* Action item
Every word of the data must be reproduced in your reply exactly.

* Given information
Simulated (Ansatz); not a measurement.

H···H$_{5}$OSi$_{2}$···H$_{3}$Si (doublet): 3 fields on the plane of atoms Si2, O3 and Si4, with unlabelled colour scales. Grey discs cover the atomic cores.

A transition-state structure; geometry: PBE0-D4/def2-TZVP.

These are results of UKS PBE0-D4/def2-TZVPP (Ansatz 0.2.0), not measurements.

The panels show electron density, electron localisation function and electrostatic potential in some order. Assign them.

* Task response
Simulated (Ansatz); not a measurement.

H···H$_{5}$OSi$_{2}$···H$_{3}$Si (doublet): 3 fields on the plane of atoms Si2, O3 and Si4, with unlabelled colour scales. Grey discs cover the atomic cores.

A transition-state structure; geometry: PBE0-D4/def2-TZVP.

These are results of UKS PBE0-D4/def2-TZVPP (Ansatz 0.2.0), not measurements.

The panels show electron density, electron localisation function and electrostatic potential in some order. Assign them.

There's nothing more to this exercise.